[DATA EXCERPTS]

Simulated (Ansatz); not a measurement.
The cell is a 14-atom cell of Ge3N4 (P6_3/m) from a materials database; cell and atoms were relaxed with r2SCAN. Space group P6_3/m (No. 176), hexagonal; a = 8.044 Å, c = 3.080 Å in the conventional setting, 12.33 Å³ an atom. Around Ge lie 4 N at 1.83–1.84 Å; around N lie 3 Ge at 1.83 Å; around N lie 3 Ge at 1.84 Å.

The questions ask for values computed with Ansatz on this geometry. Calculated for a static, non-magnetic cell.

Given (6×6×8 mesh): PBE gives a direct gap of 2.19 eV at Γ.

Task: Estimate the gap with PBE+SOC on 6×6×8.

[/DATA EXCERPTS]

[ACTIVITY]
Transcribe the listing shown above in full and without change.

[REPLY]
Simulated (Ansatz); not a measurement.
The cell is a 14-atom cell of Ge3N4 (P6_3/m) from a materials database; cell and atoms were relaxed with r2SCAN. Space group P6_3/m (No. 176), hexagonal; a = 8.044 Å, c = 3.080 Å in the conventional setting, 12.33 Å³ an atom. Around Ge lie 4 N at 1.83–1.84 Å; around N lie 3 Ge at 1.83 Å; around N lie 3 Ge at 1.84 Å.

The questions ask for values computed with Ansatz on this geometry. Calculated for a static, non-magnetic cell.

Given (6×6×8 mesh): PBE gives a direct gap of 2.19 eV at Γ.

Task: Estimate the gap with PBE+SOC on 6×6×8.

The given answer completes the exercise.